● WORK ORDER:
Beginning with the line that holds "A ring of length" in the data below, give again every line through the one that holds "s at the start = 0 pm", exactly as written.

● ENTRIES SUPPLIED:
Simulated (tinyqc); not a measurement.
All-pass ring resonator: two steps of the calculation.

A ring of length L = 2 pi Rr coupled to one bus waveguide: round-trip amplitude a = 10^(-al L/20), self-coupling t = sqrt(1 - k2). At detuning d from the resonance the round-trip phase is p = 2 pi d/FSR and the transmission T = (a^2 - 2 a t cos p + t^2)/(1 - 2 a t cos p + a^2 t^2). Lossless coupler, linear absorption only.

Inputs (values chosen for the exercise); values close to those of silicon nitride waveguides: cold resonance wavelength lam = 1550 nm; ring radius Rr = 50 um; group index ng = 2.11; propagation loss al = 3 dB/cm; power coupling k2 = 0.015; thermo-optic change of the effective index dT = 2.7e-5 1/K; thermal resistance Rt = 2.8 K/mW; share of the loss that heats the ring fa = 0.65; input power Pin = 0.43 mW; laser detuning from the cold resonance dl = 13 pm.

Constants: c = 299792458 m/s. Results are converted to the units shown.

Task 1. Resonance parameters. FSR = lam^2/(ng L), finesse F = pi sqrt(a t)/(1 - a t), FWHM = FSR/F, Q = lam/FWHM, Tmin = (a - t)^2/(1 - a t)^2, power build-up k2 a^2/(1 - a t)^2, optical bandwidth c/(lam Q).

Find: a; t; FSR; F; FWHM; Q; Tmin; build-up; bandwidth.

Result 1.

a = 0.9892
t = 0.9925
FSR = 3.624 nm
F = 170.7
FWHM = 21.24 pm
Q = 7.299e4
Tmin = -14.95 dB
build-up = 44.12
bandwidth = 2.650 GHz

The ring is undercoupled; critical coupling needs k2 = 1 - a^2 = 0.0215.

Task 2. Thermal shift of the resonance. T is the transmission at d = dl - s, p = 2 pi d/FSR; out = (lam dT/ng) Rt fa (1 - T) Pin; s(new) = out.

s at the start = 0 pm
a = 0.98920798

● RESPONSE BOX:
A ring of length L = 2 pi Rr coupled to one bus waveguide: round-trip amplitude a = 10^(-al L/20), self-coupling t = sqrt(1 - k2). At detuning d from the resonance the round-trip phase is p = 2 pi d/FSR and the transmission T = (a^2 - 2 a t cos p + t^2)/(1 - 2 a t cos p + a^2 t^2). Lossless coupler, linear absorption only.

Inputs (values chosen for the exercise); values close to those of silicon nitride waveguides: cold resonance wavelength lam = 1550 nm; ring radius Rr = 50 um; group index ng = 2.11; propagation loss al = 3 dB/cm; power coupling k2 = 0.015; thermo-optic change of the effective index dT = 2.7e-5 1/K; thermal resistance Rt = 2.8 K/mW; share of the loss that heats the ring fa = 0.65; input power Pin = 0.43 mW; laser detuning from the cold resonance dl = 13 pm.

Constants: c = 299792458 m/s. Results are converted to the units shown.

Task 1. Resonance parameters. FSR = lam^2/(ng L), finesse F = pi sqrt(a t)/(1 - a t), FWHM = FSR/F, Q = lam/FWHM, Tmin = (a - t)^2/(1 - a t)^2, power build-up k2 a^2/(1 - a t)^2, optical bandwidth c/(lam Q).

Find: a; t; FSR; F; FWHM; Q; Tmin; build-up; bandwidth.

Result 1.

a = 0.9892
t = 0.9925
FSR = 3.624 nm
F = 170.7
FWHM = 21.24 pm
Q = 7.299e4
Tmin = -14.95 dB
build-up = 44.12
bandwidth = 2.650 GHz

The ring is undercoupled; critical coupling needs k2 = 1 - a^2 = 0.0215.

Task 2. Thermal shift of the resonance. T is the transmission at d = dl - s, p = 2 pi d/FSR; out = (lam dT/ng) Rt fa (1 - T) Pin; s(new) = out.

s at the start = 0 pm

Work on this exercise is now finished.